Action item - Set down exactly, from the records below, the line with "Miller indices refer" through the line with "Consider the (110)", and nothing else.

######
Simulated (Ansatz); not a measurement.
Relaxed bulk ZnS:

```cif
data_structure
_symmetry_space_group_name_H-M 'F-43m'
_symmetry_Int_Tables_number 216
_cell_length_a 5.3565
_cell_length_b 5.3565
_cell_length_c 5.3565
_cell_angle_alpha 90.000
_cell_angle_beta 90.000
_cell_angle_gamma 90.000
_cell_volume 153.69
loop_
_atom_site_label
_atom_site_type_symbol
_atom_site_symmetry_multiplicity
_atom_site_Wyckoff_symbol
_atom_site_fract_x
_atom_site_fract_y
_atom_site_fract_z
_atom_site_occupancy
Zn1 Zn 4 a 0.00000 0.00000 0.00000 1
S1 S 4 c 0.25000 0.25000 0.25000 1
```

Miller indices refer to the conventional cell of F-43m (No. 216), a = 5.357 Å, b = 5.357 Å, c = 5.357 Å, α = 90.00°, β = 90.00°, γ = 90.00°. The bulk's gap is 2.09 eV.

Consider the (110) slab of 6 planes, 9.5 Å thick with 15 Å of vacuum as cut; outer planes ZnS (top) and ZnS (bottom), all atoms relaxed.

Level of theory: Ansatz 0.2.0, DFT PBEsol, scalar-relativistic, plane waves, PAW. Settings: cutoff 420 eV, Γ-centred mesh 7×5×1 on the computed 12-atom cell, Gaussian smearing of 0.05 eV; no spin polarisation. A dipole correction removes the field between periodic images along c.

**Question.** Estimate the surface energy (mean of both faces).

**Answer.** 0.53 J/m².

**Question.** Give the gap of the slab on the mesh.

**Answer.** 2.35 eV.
######

Task answer -
Miller indices refer to the conventional cell of F-43m (No. 216), a = 5.357 Å, b = 5.357 Å, c = 5.357 Å, α = 90.00°, β = 90.00°, γ = 90.00°. The bulk's gap is 2.09 eV.

Consider the (110) slab of 6 planes, 9.5 Å thick with 15 Å of vacuum as cut; outer planes ZnS (top) and ZnS (bottom), all atoms relaxed.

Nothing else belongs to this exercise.